== EXERCISE ==
Reproduce this listing from its first line through the line with "Several settings changed at once.", inclusive, leaving out all that follows.

(DATA SHOWN begins)

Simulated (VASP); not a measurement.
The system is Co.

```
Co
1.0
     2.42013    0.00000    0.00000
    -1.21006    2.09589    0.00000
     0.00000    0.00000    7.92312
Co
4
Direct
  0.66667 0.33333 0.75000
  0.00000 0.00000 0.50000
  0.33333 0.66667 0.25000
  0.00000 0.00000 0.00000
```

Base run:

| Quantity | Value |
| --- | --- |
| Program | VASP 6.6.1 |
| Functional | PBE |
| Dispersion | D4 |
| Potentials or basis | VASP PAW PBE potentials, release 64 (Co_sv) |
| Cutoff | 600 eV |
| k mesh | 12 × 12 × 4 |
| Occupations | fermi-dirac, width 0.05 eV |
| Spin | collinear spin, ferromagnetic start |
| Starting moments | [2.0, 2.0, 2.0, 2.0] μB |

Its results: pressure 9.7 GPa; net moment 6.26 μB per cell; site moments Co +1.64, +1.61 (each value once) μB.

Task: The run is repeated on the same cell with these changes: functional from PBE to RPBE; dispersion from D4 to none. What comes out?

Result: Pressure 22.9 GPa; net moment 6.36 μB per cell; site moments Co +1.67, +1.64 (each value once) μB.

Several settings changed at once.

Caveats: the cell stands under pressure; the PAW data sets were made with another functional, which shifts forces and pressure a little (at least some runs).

(DATA SHOWN ends)

== TASK OUTPUT ==
Simulated (VASP); not a measurement.
The system is Co.

```
Co
1.0
     2.42013    0.00000    0.00000
    -1.21006    2.09589    0.00000
     0.00000    0.00000    7.92312
Co
4
Direct
  0.66667 0.33333 0.75000
  0.00000 0.00000 0.50000
  0.33333 0.66667 0.25000
  0.00000 0.00000 0.00000
```

Base run:

| Quantity | Value |
| --- | --- |
| Program | VASP 6.6.1 |
| Functional | PBE |
| Dispersion | D4 |
| Potentials or basis | VASP PAW PBE potentials, release 64 (Co_sv) |
| Cutoff | 600 eV |
| k mesh | 12 × 12 × 4 |
| Occupations | fermi-dirac, width 0.05 eV |
| Spin | collinear spin, ferromagnetic start |
| Starting moments | [2.0, 2.0, 2.0, 2.0] μB |

Its results: pressure 9.7 GPa; net moment 6.26 μB per cell; site moments Co +1.64, +1.61 (each value once) μB.

Task: The run is repeated on the same cell with these changes: functional from PBE to RPBE; dispersion from D4 to none. What comes out?

Result: Pressure 22.9 GPa; net moment 6.36 μB per cell; site moments Co +1.67, +1.64 (each value once) μB.

Several settings changed at once.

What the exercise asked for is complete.